Information supplied.
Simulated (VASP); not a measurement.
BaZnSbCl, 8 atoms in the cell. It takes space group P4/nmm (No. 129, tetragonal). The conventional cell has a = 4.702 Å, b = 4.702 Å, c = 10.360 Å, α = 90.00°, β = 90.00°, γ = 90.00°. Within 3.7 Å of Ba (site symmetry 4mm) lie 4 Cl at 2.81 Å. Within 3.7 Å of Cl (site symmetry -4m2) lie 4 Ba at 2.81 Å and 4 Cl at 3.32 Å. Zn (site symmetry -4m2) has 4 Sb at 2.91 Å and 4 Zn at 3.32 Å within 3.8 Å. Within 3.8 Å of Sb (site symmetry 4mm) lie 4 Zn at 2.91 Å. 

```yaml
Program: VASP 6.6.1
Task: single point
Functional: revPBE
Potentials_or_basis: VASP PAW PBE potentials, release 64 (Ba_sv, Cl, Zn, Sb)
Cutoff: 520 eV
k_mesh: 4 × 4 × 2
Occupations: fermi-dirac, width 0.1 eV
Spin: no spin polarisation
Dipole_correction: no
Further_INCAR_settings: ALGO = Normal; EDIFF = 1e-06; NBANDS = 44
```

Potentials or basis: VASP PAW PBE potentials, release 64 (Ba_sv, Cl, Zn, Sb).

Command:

Task item. Word for word, return the entire listing above.

Task output.
Simulated (VASP); not a measurement.
BaZnSbCl, 8 atoms in the cell. It takes space group P4/nmm (No. 129, tetragonal). The conventional cell has a = 4.702 Å, b = 4.702 Å, c = 10.360 Å, α = 90.00°, β = 90.00°, γ = 90.00°. Within 3.7 Å of Ba (site symmetry 4mm) lie 4 Cl at 2.81 Å. Within 3.7 Å of Cl (site symmetry -4m2) lie 4 Ba at 2.81 Å and 4 Cl at 3.32 Å. Zn (site symmetry -4m2) has 4 Sb at 2.91 Å and 4 Zn at 3.32 Å within 3.8 Å. Within 3.8 Å of Sb (site symmetry 4mm) lie 4 Zn at 2.91 Å. 

```yaml
Program: VASP 6.6.1
Task: single point
Functional: revPBE
Potentials_or_basis: VASP PAW PBE potentials, release 64 (Ba_sv, Cl, Zn, Sb)
Cutoff: 520 eV
k_mesh: 4 × 4 × 2
Occupations: fermi-dirac, width 0.1 eV
Spin: no spin polarisation
Dipole_correction: no
Further_INCAR_settings: ALGO = Normal; EDIFF = 1e-06; NBANDS = 44
```

Potentials or basis: VASP PAW PBE potentials, release 64 (Ba_sv, Cl, Zn, Sb).

Command:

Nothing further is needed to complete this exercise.